• [ACTIVITY]: Every line of the data should be retyped with no difference from the original.

□ □ □ □ □ □ □

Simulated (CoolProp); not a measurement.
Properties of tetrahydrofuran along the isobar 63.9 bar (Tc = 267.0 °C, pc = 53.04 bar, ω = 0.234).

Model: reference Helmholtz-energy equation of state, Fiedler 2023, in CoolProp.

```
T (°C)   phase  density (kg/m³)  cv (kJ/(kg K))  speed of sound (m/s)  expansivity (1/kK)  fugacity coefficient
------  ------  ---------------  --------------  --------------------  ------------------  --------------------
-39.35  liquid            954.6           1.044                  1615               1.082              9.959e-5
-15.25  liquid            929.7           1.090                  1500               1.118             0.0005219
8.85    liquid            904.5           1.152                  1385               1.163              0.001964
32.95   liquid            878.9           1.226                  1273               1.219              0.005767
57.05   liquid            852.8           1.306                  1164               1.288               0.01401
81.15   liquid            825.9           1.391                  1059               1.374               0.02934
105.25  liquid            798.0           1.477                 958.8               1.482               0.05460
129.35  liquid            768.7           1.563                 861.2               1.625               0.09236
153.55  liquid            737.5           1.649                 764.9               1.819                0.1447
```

□ □ □ □ □ □ □

• [EXPECTED ANSWER]:
Simulated (CoolProp); not a measurement.
Properties of tetrahydrofuran along the isobar 63.9 bar (Tc = 267.0 °C, pc = 53.04 bar, ω = 0.234).

Model: reference Helmholtz-energy equation of state, Fiedler 2023, in CoolProp.

```
T (°C)   phase  density (kg/m³)  cv (kJ/(kg K))  speed of sound (m/s)  expansivity (1/kK)  fugacity coefficient
------  ------  ---------------  --------------  --------------------  ------------------  --------------------
-39.35  liquid            954.6           1.044                  1615               1.082              9.959e-5
-15.25  liquid            929.7           1.090                  1500               1.118             0.0005219
8.85    liquid            904.5           1.152                  1385               1.163              0.001964
32.95   liquid            878.9           1.226                  1273               1.219              0.005767
57.05   liquid            852.8           1.306                  1164               1.288               0.01401
81.15   liquid            825.9           1.391                  1059               1.374               0.02934
105.25  liquid            798.0           1.477                 958.8               1.482               0.05460
129.35  liquid            768.7           1.563                 861.2               1.625               0.09236
153.55  liquid            737.5           1.649                 764.9               1.819                0.1447
```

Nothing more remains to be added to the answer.